Data to examine:
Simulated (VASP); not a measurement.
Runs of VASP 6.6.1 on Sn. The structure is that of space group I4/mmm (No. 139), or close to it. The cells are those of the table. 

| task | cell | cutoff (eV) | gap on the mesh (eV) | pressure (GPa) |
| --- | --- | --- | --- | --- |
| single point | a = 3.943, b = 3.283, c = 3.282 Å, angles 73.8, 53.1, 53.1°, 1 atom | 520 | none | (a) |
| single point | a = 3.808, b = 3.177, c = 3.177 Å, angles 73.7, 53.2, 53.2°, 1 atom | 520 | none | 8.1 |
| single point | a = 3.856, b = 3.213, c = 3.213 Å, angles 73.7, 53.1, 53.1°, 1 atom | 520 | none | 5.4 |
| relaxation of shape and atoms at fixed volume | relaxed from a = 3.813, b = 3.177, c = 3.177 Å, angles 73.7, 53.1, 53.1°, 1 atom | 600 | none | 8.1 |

Activity: Each entry needs to be written out again, exactly as given.

Exercise result:
Simulated (VASP); not a measurement.
Runs of VASP 6.6.1 on Sn. The structure is that of space group I4/mmm (No. 139), or close to it. The cells are those of the table. 

| task | cell | cutoff (eV) | gap on the mesh (eV) | pressure (GPa) |
| --- | --- | --- | --- | --- |
| single point | a = 3.943, b = 3.283, c = 3.282 Å, angles 73.8, 53.1, 53.1°, 1 atom | 520 | none | (a) |
| single point | a = 3.808, b = 3.177, c = 3.177 Å, angles 73.7, 53.2, 53.2°, 1 atom | 520 | none | 8.1 |
| single point | a = 3.856, b = 3.213, c = 3.213 Å, angles 73.7, 53.1, 53.1°, 1 atom | 520 | none | 5.4 |
| relaxation of shape and atoms at fixed volume | relaxed from a = 3.813, b = 3.177, c = 3.177 Å, angles 73.7, 53.1, 53.1°, 1 atom | 600 | none | 8.1 |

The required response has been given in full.